* [Data extracts]:
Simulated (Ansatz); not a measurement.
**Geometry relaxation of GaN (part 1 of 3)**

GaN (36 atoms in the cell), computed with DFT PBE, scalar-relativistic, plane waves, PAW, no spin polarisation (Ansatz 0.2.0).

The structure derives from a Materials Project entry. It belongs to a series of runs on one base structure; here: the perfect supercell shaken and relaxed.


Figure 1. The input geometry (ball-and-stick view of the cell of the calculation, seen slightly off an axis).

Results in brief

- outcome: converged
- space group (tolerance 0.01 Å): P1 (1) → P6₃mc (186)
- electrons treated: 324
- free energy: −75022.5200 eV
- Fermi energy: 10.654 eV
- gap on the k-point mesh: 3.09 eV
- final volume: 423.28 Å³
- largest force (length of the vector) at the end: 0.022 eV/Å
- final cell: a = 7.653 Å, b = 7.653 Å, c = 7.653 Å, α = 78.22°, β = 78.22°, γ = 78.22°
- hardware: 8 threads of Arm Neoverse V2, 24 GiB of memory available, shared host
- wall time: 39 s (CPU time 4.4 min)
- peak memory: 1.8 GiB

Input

* [Activity]:
Please print exactly what appears from the first line of the data through the line with "- largest force", including both of those lines and nothing past them.

* [Task output]:
Simulated (Ansatz); not a measurement.
**Geometry relaxation of GaN (part 1 of 3)**

GaN (36 atoms in the cell), computed with DFT PBE, scalar-relativistic, plane waves, PAW, no spin polarisation (Ansatz 0.2.0).

The structure derives from a Materials Project entry. It belongs to a series of runs on one base structure; here: the perfect supercell shaken and relaxed.


Figure 1. The input geometry (ball-and-stick view of the cell of the calculation, seen slightly off an axis).

Results in brief

- outcome: converged
- space group (tolerance 0.01 Å): P1 (1) → P6₃mc (186)
- electrons treated: 324
- free energy: −75022.5200 eV
- Fermi energy: 10.654 eV
- gap on the k-point mesh: 3.09 eV
- final volume: 423.28 Å³
- largest force (length of the vector) at the end: 0.022 eV/Å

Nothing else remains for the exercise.